- **Excerpted data**:
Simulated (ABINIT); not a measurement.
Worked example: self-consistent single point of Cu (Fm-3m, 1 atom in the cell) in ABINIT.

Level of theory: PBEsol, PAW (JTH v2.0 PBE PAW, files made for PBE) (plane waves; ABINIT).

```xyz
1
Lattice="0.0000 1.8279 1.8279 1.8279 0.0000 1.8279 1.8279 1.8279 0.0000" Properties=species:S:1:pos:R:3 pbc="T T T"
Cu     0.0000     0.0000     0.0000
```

- **Activity**:
Whatever appears in the data above is to be set down exactly.

- **Solution**:
Simulated (ABINIT); not a measurement.
Worked example: self-consistent single point of Cu (Fm-3m, 1 atom in the cell) in ABINIT.

Level of theory: PBEsol, PAW (JTH v2.0 PBE PAW, files made for PBE) (plane waves; ABINIT).

```xyz
1
Lattice="0.0000 1.8279 1.8279 1.8279 0.0000 1.8279 1.8279 1.8279 0.0000" Properties=species:S:1:pos:R:3 pbc="T T T"
Cu     0.0000     0.0000     0.0000
```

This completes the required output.